_Records shown:_
_ _ _

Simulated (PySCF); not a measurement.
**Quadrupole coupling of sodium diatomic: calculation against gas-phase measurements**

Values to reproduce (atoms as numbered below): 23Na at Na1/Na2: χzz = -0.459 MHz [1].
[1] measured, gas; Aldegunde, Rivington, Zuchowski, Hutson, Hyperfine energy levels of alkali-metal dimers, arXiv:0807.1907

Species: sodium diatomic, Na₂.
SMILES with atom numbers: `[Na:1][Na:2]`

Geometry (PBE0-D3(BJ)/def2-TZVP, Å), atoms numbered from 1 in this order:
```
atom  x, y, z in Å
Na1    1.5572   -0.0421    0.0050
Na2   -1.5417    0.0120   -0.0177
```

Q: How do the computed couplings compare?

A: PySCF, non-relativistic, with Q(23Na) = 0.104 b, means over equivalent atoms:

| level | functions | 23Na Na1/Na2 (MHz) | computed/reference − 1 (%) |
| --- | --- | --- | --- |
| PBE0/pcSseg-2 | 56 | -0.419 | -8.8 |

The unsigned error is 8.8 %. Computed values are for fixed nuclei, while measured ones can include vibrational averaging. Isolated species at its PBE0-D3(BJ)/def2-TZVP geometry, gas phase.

_ _ _

_Activity:_ Every record must be given again exactly as it was written.

_Written reply:_
Simulated (PySCF); not a measurement.
**Quadrupole coupling of sodium diatomic: calculation against gas-phase measurements**

Values to reproduce (atoms as numbered below): 23Na at Na1/Na2: χzz = -0.459 MHz [1].
[1] measured, gas; Aldegunde, Rivington, Zuchowski, Hutson, Hyperfine energy levels of alkali-metal dimers, arXiv:0807.1907

Species: sodium diatomic, Na₂.
SMILES with atom numbers: `[Na:1][Na:2]`

Geometry (PBE0-D3(BJ)/def2-TZVP, Å), atoms numbered from 1 in this order:
```
atom  x, y, z in Å
Na1    1.5572   -0.0421    0.0050
Na2   -1.5417    0.0120   -0.0177
```

Q: How do the computed couplings compare?

A: PySCF, non-relativistic, with Q(23Na) = 0.104 b, means over equivalent atoms:

| level | functions | 23Na Na1/Na2 (MHz) | computed/reference − 1 (%) |
| --- | --- | --- | --- |
| PBE0/pcSseg-2 | 56 | -0.419 | -8.8 |

The unsigned error is 8.8 %. Computed values are for fixed nuclei, while measured ones can include vibrational averaging. Isolated species at its PBE0-D3(BJ)/def2-TZVP geometry, gas phase.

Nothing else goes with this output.